== Exercise ==
Repeat exactly, please, the lines that begin at the start of the listing and end at the line holding "Structure: COD 9011003, as".

Entries shown Block Start
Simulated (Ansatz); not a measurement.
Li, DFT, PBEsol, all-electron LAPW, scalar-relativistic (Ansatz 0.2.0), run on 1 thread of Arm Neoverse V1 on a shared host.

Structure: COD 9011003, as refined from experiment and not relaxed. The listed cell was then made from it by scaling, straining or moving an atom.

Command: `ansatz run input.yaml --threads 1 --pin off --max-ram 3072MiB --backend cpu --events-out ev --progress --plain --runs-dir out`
Entries shown Block End

== Task answer ==
Simulated (Ansatz); not a measurement.
Li, DFT, PBEsol, all-electron LAPW, scalar-relativistic (Ansatz 0.2.0), run on 1 thread of Arm Neoverse V1 on a shared host.

Structure: COD 9011003, as refined from experiment and not relaxed. The listed cell was then made from it by scaling, straining or moving an atom.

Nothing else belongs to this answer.